Data supplied:
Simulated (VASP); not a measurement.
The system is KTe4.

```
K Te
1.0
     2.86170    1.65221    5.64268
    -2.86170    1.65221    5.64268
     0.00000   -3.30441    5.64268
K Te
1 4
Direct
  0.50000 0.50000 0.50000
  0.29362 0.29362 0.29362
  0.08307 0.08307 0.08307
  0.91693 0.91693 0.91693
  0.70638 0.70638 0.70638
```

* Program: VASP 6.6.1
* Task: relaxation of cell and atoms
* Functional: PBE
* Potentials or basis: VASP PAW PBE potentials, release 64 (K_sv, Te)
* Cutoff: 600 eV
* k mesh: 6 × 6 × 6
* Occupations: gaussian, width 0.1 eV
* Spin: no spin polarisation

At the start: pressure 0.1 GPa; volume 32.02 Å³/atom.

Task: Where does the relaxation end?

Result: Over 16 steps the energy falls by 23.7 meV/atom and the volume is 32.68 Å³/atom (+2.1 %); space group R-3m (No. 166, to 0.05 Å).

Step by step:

Requirement: Could you transcribe all of the entries exactly, leaving nothing out?

Task answer:
Simulated (VASP); not a measurement.
The system is KTe4.

```
K Te
1.0
     2.86170    1.65221    5.64268
    -2.86170    1.65221    5.64268
     0.00000   -3.30441    5.64268
K Te
1 4
Direct
  0.50000 0.50000 0.50000
  0.29362 0.29362 0.29362
  0.08307 0.08307 0.08307
  0.91693 0.91693 0.91693
  0.70638 0.70638 0.70638
```

* Program: VASP 6.6.1
* Task: relaxation of cell and atoms
* Functional: PBE
* Potentials or basis: VASP PAW PBE potentials, release 64 (K_sv, Te)
* Cutoff: 600 eV
* k mesh: 6 × 6 × 6
* Occupations: gaussian, width 0.1 eV
* Spin: no spin polarisation

At the start: pressure 0.1 GPa; volume 32.02 Å³/atom.

Task: Where does the relaxation end?

Result: Over 16 steps the energy falls by 23.7 meV/atom and the volume is 32.68 Å³/atom (+2.1 %); space group R-3m (No. 166, to 0.05 Å).

Step by step:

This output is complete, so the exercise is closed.